== Provided material ==
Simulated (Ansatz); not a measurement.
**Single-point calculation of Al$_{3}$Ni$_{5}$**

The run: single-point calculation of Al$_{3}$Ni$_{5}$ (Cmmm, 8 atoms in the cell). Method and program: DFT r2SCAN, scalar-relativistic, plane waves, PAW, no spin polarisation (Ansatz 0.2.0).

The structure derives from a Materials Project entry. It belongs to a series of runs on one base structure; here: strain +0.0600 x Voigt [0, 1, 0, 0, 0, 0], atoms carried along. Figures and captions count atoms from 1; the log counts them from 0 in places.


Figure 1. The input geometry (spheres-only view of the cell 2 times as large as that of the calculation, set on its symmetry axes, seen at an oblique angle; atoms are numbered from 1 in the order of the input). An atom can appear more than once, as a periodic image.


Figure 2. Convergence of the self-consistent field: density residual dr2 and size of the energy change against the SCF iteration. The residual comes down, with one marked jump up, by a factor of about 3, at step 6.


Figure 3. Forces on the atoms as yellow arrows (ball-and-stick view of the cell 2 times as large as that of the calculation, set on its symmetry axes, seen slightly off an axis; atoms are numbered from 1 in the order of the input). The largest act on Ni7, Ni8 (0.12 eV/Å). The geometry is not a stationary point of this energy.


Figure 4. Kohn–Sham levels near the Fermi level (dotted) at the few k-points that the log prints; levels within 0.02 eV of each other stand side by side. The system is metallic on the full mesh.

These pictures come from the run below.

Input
===

- **Task item**: What you give back must match the material exactly, beginning with its first line and ending with the line holding "The run: single-point".

- **Answer area**:
Simulated (Ansatz); not a measurement.
**Single-point calculation of Al$_{3}$Ni$_{5}$**

The run: single-point calculation of Al$_{3}$Ni$_{5}$ (Cmmm, 8 atoms in the cell). Method and program: DFT r2SCAN, scalar-relativistic, plane waves, PAW, no spin polarisation (Ansatz 0.2.0).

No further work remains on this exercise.